+++ LISTED RECORDS +++

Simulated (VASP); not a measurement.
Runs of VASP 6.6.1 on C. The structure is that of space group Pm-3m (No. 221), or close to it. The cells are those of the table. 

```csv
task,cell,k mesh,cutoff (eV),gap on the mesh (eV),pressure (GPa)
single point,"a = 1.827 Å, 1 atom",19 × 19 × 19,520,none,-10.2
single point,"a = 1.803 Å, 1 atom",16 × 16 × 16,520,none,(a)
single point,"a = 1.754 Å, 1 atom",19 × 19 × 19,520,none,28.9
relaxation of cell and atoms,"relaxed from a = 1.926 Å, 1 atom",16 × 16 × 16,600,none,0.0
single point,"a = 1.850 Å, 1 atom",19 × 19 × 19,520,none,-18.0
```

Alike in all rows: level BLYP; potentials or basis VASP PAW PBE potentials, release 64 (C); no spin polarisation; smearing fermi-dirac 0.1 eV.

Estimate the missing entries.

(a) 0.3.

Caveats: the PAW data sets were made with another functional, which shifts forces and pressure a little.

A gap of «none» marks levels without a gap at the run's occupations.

+++

■ WORK TASK: Copy the entries above exactly, but only from the line holding "Estimate the missing entries." through the line holding "Caveats: the PAW", both included.

■ EXERCISE OUTPUT:
Estimate the missing entries.

(a) 0.3.

Caveats: the PAW data sets were made with another functional, which shifts forces and pressure a little.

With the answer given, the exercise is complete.